- [Given records]:
^^^^

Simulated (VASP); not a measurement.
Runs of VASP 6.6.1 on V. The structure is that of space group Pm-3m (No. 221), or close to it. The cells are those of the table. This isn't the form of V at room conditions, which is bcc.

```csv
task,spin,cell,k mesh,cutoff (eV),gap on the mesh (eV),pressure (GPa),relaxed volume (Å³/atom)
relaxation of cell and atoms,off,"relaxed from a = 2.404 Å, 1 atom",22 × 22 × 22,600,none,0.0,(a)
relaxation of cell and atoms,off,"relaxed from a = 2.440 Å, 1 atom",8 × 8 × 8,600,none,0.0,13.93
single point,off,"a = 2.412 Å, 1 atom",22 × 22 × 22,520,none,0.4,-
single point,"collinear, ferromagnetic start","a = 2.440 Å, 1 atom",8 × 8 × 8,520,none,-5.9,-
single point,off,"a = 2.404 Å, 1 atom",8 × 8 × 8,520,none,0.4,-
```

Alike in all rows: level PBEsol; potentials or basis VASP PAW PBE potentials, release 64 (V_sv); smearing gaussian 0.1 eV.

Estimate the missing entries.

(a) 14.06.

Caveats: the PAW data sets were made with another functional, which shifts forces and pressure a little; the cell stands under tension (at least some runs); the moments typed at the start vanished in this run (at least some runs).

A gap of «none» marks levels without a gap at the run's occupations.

^^^^

- [Work order]: Everything above from the line containing "Runs of VASP" through the line containing "Alike in all" must be copied exactly. Nothing outside that range belongs in the answer.

- [Your response]:
Runs of VASP 6.6.1 on V. The structure is that of space group Pm-3m (No. 221), or close to it. The cells are those of the table. This isn't the form of V at room conditions, which is bcc.

```csv
task,spin,cell,k mesh,cutoff (eV),gap on the mesh (eV),pressure (GPa),relaxed volume (Å³/atom)
relaxation of cell and atoms,off,"relaxed from a = 2.404 Å, 1 atom",22 × 22 × 22,600,none,0.0,(a)
relaxation of cell and atoms,off,"relaxed from a = 2.440 Å, 1 atom",8 × 8 × 8,600,none,0.0,13.93
single point,off,"a = 2.412 Å, 1 atom",22 × 22 × 22,520,none,0.4,-
single point,"collinear, ferromagnetic start","a = 2.440 Å, 1 atom",8 × 8 × 8,520,none,-5.9,-
single point,off,"a = 2.404 Å, 1 atom",8 × 8 × 8,520,none,0.4,-
```

Alike in all rows: level PBEsol; potentials or basis VASP PAW PBE potentials, release 64 (V_sv); smearing gaussian 0.1 eV.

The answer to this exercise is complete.